### Assigned task
Please start at the first line of the records beneath and quote each line exactly, ending with the line containing "A: Relaxed volume 21.61 Å³/atom.".

### Data under study
-------
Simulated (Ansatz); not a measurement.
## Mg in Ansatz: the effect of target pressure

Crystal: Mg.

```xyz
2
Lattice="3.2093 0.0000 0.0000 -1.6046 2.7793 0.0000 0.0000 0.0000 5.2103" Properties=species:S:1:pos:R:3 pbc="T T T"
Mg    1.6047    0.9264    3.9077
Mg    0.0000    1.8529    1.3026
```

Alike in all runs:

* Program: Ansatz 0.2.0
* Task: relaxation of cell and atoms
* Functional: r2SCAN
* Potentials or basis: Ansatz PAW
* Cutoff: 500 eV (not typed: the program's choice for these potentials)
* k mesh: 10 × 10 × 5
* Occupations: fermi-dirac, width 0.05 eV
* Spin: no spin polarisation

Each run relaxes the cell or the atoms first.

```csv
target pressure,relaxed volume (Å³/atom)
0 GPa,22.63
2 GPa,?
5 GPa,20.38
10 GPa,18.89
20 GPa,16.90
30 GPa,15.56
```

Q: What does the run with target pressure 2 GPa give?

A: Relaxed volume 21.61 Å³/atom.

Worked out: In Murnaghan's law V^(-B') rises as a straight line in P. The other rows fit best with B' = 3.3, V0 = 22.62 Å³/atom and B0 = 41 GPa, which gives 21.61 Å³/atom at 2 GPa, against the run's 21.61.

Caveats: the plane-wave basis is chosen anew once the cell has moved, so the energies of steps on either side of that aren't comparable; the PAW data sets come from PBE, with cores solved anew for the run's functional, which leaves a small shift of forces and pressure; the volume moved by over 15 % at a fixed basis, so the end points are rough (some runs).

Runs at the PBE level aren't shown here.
-------

### Task result
Simulated (Ansatz); not a measurement.
## Mg in Ansatz: the effect of target pressure

Crystal: Mg.

```xyz
2
Lattice="3.2093 0.0000 0.0000 -1.6046 2.7793 0.0000 0.0000 0.0000 5.2103" Properties=species:S:1:pos:R:3 pbc="T T T"
Mg    1.6047    0.9264    3.9077
Mg    0.0000    1.8529    1.3026
```

Alike in all runs:

* Program: Ansatz 0.2.0
* Task: relaxation of cell and atoms
* Functional: r2SCAN
* Potentials or basis: Ansatz PAW
* Cutoff: 500 eV (not typed: the program's choice for these potentials)
* k mesh: 10 × 10 × 5
* Occupations: fermi-dirac, width 0.05 eV
* Spin: no spin polarisation

Each run relaxes the cell or the atoms first.

```csv
target pressure,relaxed volume (Å³/atom)
0 GPa,22.63
2 GPa,?
5 GPa,20.38
10 GPa,18.89
20 GPa,16.90
30 GPa,15.56
```

Q: What does the run with target pressure 2 GPa give?

A: Relaxed volume 21.61 Å³/atom.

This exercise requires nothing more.